● **Exercise**
Quote the data below in full, please, without altering anything.

□ □ □ □ □ □ □
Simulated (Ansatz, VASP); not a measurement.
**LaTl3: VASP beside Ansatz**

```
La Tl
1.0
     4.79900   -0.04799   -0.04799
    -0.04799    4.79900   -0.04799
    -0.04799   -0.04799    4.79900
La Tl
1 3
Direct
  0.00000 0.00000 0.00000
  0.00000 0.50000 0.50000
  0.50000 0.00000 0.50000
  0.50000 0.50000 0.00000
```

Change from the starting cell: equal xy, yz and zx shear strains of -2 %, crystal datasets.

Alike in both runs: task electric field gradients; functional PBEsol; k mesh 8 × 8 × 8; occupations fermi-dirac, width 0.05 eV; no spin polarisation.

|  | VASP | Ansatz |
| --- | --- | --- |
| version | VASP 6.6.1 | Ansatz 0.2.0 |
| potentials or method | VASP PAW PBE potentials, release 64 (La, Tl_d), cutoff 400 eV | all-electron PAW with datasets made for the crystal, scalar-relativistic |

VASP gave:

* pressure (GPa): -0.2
□ □ □ □ □ □ □

● **Exercise result**
Simulated (Ansatz, VASP); not a measurement.
**LaTl3: VASP beside Ansatz**

```
La Tl
1.0
     4.79900   -0.04799   -0.04799
    -0.04799    4.79900   -0.04799
    -0.04799   -0.04799    4.79900
La Tl
1 3
Direct
  0.00000 0.00000 0.00000
  0.00000 0.50000 0.50000
  0.50000 0.00000 0.50000
  0.50000 0.50000 0.00000
```

Change from the starting cell: equal xy, yz and zx shear strains of -2 %, crystal datasets.

Alike in both runs: task electric field gradients; functional PBEsol; k mesh 8 × 8 × 8; occupations fermi-dirac, width 0.05 eV; no spin polarisation.

|  | VASP | Ansatz |
| --- | --- | --- |
| version | VASP 6.6.1 | Ansatz 0.2.0 |
| potentials or method | VASP PAW PBE potentials, release 64 (La, Tl_d), cutoff 400 eV | all-electron PAW with datasets made for the crystal, scalar-relativistic |

VASP gave:

* pressure (GPa): -0.2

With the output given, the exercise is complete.